The lines below, all of them, should be returned exactly as they appear.

*** Excerpted data Section Begins ***
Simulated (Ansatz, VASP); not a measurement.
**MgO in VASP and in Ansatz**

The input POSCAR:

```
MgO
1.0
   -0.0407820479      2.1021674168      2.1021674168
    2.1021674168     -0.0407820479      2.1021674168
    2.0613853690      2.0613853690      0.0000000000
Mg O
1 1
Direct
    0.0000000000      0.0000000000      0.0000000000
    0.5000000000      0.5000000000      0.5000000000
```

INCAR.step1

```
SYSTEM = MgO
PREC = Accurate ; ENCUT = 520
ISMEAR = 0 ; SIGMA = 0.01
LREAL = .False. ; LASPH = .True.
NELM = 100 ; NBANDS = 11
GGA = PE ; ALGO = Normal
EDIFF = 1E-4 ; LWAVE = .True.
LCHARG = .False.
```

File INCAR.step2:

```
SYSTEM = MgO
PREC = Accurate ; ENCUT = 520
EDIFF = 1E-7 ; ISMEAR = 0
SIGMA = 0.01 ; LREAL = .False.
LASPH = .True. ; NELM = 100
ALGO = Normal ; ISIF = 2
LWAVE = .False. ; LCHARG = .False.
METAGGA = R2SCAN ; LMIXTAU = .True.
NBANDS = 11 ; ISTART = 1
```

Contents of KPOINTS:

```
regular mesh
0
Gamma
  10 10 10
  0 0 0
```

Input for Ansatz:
*** Excerpted data Section Ends ***

[Exercise result]
Simulated (Ansatz, VASP); not a measurement.
**MgO in VASP and in Ansatz**

The input POSCAR:

```
MgO
1.0
   -0.0407820479      2.1021674168      2.1021674168
    2.1021674168     -0.0407820479      2.1021674168
    2.0613853690      2.0613853690      0.0000000000
Mg O
1 1
Direct
    0.0000000000      0.0000000000      0.0000000000
    0.5000000000      0.5000000000      0.5000000000
```

INCAR.step1

```
SYSTEM = MgO
PREC = Accurate ; ENCUT = 520
ISMEAR = 0 ; SIGMA = 0.01
LREAL = .False. ; LASPH = .True.
NELM = 100 ; NBANDS = 11
GGA = PE ; ALGO = Normal
EDIFF = 1E-4 ; LWAVE = .True.
LCHARG = .False.
```

File INCAR.step2:

```
SYSTEM = MgO
PREC = Accurate ; ENCUT = 520
EDIFF = 1E-7 ; ISMEAR = 0
SIGMA = 0.01 ; LREAL = .False.
LASPH = .True. ; NELM = 100
ALGO = Normal ; ISIF = 2
LWAVE = .False. ; LCHARG = .False.
METAGGA = R2SCAN ; LMIXTAU = .True.
NBANDS = 11 ; ISTART = 1
```

Contents of KPOINTS:

```
regular mesh
0
Gamma
  10 10 10
  0 0 0
```

Input for Ansatz:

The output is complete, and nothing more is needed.